(Brief):
Using the listing below, set down exactly the lines starting at the line that contains "none | -0.1 |" and ending at the line that contains "A k mesh can", both included, and no others.

(Record set):
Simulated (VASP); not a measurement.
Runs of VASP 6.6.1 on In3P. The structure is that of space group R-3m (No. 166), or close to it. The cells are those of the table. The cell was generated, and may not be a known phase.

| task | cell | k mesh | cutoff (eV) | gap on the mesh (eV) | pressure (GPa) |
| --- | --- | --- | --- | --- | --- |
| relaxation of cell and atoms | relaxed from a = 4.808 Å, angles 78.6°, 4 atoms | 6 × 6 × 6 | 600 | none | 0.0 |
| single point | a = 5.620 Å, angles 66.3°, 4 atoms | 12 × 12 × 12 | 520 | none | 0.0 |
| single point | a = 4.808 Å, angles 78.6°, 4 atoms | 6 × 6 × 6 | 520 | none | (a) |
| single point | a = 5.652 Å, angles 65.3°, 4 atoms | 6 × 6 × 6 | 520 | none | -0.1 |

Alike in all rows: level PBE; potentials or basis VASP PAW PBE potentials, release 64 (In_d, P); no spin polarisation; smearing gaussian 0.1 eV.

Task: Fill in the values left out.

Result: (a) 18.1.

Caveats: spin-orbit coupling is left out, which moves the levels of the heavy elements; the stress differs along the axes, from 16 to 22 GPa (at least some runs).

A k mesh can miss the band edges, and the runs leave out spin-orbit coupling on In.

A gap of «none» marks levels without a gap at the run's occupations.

(Response area):
| single point | a = 5.652 Å, angles 65.3°, 4 atoms | 6 × 6 × 6 | 520 | none | -0.1 |

Alike in all rows: level PBE; potentials or basis VASP PAW PBE potentials, release 64 (In_d, P); no spin polarisation; smearing gaussian 0.1 eV.

Task: Fill in the values left out.

Result: (a) 18.1.

Caveats: spin-orbit coupling is left out, which moves the levels of the heavy elements; the stress differs along the axes, from 16 to 22 GPa (at least some runs).

A k mesh can miss the band edges, and the runs leave out spin-orbit coupling on In.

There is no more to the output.